(SUPPLIED DATA Opens)

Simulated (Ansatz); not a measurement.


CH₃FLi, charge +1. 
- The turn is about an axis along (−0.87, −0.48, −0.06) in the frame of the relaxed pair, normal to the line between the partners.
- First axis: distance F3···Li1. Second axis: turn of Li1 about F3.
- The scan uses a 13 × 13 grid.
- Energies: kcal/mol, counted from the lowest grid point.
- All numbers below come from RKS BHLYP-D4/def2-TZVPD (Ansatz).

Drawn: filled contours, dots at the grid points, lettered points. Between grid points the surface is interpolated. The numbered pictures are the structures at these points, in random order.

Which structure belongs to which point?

(SUPPLIED DATA Closes)

**WORK ITEM:**
Retype the material exactly.

**WRITTEN RESPONSE:**
Simulated (Ansatz); not a measurement.


CH₃FLi, charge +1. 
- The turn is about an axis along (−0.87, −0.48, −0.06) in the frame of the relaxed pair, normal to the line between the partners.
- First axis: distance F3···Li1. Second axis: turn of Li1 about F3.
- The scan uses a 13 × 13 grid.
- Energies: kcal/mol, counted from the lowest grid point.
- All numbers below come from RKS BHLYP-D4/def2-TZVPD (Ansatz).

Drawn: filled contours, dots at the grid points, lettered points. Between grid points the surface is interpolated. The numbered pictures are the structures at these points, in random order.

Which structure belongs to which point?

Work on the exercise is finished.